....................

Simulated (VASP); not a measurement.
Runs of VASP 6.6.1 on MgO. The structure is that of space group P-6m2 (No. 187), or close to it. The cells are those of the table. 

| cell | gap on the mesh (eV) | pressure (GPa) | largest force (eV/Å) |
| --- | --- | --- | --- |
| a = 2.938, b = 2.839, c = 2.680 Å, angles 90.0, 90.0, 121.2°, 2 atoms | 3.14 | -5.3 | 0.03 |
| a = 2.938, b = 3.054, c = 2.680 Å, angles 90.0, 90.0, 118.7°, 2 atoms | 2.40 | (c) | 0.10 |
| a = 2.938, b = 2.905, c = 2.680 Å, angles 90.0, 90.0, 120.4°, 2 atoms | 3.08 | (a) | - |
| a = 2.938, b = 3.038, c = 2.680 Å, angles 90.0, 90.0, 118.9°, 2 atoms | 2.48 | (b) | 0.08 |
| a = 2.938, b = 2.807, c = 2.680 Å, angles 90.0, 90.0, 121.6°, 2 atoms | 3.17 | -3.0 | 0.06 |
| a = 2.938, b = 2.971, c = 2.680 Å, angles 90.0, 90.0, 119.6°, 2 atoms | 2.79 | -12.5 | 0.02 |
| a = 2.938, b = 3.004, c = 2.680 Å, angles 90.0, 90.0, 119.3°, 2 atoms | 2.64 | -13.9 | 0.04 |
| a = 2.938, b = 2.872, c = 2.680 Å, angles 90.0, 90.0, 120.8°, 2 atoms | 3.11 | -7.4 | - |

....................

When you reach the line that contains "-5.3 | 0.03 |", stop; that line and every line before it, from the very first line of the data, should be restated word for word.

Simulated (VASP); not a measurement.
Runs of VASP 6.6.1 on MgO. The structure is that of space group P-6m2 (No. 187), or close to it. The cells are those of the table. 

| cell | gap on the mesh (eV) | pressure (GPa) | largest force (eV/Å) |
| --- | --- | --- | --- |
| a = 2.938, b = 2.839, c = 2.680 Å, angles 90.0, 90.0, 121.2°, 2 atoms | 3.14 | -5.3 | 0.03 |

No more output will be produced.